• Task item:
Print the data below exactly, but only the lines from the one containing "Estimate VASP's values." down to the one containing "VASP's potentials were", inclusive.

#####

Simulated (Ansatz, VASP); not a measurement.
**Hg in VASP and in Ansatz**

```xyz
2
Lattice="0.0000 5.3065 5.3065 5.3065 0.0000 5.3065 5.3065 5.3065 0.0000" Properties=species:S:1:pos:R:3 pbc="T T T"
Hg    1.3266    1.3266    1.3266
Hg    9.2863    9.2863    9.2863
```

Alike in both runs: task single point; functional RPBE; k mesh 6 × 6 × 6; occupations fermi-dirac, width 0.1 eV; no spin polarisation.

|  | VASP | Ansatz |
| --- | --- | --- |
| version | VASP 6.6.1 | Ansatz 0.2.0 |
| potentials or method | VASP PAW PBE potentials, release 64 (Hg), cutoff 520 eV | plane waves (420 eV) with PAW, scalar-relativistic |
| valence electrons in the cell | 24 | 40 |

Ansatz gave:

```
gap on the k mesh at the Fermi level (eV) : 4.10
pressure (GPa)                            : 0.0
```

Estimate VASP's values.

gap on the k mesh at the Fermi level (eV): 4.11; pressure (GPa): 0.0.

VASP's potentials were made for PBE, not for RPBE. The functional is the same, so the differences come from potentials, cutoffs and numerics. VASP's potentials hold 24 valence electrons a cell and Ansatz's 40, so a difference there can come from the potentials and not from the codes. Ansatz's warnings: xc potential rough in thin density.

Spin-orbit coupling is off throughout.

#####

• Problem solution:
Estimate VASP's values.

gap on the k mesh at the Fermi level (eV): 4.11; pressure (GPa): 0.0.

VASP's potentials were made for PBE, not for RPBE. The functional is the same, so the differences come from potentials, cutoffs and numerics. VASP's potentials hold 24 valence electrons a cell and Ansatz's 40, so a difference there can come from the potentials and not from the codes. Ansatz's warnings: xc potential rough in thin density.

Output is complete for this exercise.